_Exercise_
Nothing should be left out: write out the whole listing exactly.

====== Data supplied

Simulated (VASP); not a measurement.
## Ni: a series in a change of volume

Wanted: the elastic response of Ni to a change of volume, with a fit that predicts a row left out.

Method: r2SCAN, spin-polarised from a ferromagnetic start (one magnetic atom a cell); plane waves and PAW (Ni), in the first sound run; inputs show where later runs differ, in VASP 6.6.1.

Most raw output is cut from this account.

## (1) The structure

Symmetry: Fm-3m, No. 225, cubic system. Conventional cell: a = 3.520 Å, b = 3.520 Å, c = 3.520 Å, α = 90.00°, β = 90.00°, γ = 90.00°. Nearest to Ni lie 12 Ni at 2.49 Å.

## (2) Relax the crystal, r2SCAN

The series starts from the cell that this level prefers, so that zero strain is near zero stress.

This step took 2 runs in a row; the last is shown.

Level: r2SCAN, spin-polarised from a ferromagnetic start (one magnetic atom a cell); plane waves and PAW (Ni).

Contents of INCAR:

============

_Answer box_
Simulated (VASP); not a measurement.
## Ni: a series in a change of volume

Wanted: the elastic response of Ni to a change of volume, with a fit that predicts a row left out.

Method: r2SCAN, spin-polarised from a ferromagnetic start (one magnetic atom a cell); plane waves and PAW (Ni), in the first sound run; inputs show where later runs differ, in VASP 6.6.1.

Most raw output is cut from this account.

## (1) The structure

Symmetry: Fm-3m, No. 225, cubic system. Conventional cell: a = 3.520 Å, b = 3.520 Å, c = 3.520 Å, α = 90.00°, β = 90.00°, γ = 90.00°. Nearest to Ni lie 12 Ni at 2.49 Å.

## (2) Relax the crystal, r2SCAN

The series starts from the cell that this level prefers, so that zero strain is near zero stress.

This step took 2 runs in a row; the last is shown.

Level: r2SCAN, spin-polarised from a ferromagnetic start (one magnetic atom a cell); plane waves and PAW (Ni).

Contents of INCAR:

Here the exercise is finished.